*Work instruction*. Please return the lines of the data below, word for word, from the first line through the line containing "Results of a".

Data records section start

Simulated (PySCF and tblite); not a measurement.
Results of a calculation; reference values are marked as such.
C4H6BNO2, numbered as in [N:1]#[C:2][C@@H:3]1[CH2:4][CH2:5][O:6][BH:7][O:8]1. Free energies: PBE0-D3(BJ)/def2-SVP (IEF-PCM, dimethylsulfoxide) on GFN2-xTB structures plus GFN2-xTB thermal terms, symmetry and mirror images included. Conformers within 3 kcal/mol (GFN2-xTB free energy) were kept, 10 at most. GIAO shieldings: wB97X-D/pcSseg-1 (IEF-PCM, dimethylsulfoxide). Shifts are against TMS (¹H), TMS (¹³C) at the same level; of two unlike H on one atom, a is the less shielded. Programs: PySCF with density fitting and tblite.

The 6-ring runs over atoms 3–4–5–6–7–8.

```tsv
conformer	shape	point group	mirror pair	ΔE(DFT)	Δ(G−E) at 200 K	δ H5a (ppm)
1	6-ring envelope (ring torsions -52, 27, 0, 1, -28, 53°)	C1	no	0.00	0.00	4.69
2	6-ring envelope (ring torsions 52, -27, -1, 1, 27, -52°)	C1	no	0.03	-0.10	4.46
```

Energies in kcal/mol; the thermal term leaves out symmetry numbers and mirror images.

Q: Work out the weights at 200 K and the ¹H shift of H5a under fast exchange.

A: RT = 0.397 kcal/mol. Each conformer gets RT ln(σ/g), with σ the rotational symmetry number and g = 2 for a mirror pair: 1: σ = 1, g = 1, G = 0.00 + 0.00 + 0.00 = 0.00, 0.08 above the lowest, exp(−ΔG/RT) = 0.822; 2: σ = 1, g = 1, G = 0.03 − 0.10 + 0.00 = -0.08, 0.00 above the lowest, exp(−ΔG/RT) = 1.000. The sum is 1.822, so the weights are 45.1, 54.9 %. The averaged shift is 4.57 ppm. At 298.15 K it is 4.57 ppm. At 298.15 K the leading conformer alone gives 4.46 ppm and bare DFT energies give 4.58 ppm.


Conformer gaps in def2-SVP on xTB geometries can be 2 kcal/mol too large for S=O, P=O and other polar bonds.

Data records section end

*Task answer*.
Simulated (PySCF and tblite); not a measurement.
Results of a calculation; reference values are marked as such.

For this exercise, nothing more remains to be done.